_Work item:_
The expected output is a verbatim reprint of the lines from the beginning of the data that follows through the line that contains "The pressure is".

_Source material:_
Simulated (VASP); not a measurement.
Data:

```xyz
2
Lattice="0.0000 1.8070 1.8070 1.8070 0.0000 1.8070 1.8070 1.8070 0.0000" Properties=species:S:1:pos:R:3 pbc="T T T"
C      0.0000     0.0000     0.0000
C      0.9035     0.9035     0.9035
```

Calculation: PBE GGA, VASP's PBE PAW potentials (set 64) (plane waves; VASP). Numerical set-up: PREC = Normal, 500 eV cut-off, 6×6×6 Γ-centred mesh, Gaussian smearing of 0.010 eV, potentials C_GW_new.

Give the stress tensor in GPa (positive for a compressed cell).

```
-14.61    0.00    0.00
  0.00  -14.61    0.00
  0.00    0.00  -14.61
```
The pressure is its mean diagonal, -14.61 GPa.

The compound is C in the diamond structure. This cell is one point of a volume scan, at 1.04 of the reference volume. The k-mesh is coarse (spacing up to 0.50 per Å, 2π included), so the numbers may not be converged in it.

_Your solution:_
Simulated (VASP); not a measurement.
Data:

```xyz
2
Lattice="0.0000 1.8070 1.8070 1.8070 0.0000 1.8070 1.8070 1.8070 0.0000" Properties=species:S:1:pos:R:3 pbc="T T T"
C      0.0000     0.0000     0.0000
C      0.9035     0.9035     0.9035
```

Calculation: PBE GGA, VASP's PBE PAW potentials (set 64) (plane waves; VASP). Numerical set-up: PREC = Normal, 500 eV cut-off, 6×6×6 Γ-centred mesh, Gaussian smearing of 0.010 eV, potentials C_GW_new.

Give the stress tensor in GPa (positive for a compressed cell).

```
-14.61    0.00    0.00
  0.00  -14.61    0.00
  0.00    0.00  -14.61
```
The pressure is its mean diagonal, -14.61 GPa.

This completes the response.